------------------------------

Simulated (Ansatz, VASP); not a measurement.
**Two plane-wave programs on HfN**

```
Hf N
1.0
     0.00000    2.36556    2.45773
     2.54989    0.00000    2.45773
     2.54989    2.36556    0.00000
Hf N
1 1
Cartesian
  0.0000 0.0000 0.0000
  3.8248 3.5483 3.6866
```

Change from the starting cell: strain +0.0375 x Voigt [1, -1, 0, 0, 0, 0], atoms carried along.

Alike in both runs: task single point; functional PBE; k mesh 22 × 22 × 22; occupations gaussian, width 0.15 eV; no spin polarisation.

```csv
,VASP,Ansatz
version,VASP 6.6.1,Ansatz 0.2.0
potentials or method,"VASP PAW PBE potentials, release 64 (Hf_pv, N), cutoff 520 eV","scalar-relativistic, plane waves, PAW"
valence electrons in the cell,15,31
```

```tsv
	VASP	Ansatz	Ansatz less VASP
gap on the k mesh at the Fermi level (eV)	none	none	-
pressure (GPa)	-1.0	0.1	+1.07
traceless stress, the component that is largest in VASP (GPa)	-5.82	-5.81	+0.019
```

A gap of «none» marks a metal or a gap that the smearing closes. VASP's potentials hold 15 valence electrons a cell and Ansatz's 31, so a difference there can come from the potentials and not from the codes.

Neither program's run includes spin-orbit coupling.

------------------------------

Using the records above, set down exactly the lines from the one with "Alike in both" through the one with "from the codes.", inclusive, and nothing more.

* YOUR RESPONSE
Alike in both runs: task single point; functional PBE; k mesh 22 × 22 × 22; occupations gaussian, width 0.15 eV; no spin polarisation.

```csv
,VASP,Ansatz
version,VASP 6.6.1,Ansatz 0.2.0
potentials or method,"VASP PAW PBE potentials, release 64 (Hf_pv, N), cutoff 520 eV","scalar-relativistic, plane waves, PAW"
valence electrons in the cell,15,31
```

```tsv
	VASP	Ansatz	Ansatz less VASP
gap on the k mesh at the Fermi level (eV)	none	none	-
pressure (GPa)	-1.0	0.1	+1.07
traceless stress, the component that is largest in VASP (GPa)	-5.82	-5.81	+0.019
```

A gap of «none» marks a metal or a gap that the smearing closes. VASP's potentials hold 15 valence electrons a cell and Ansatz's 31, so a difference there can come from the potentials and not from the codes.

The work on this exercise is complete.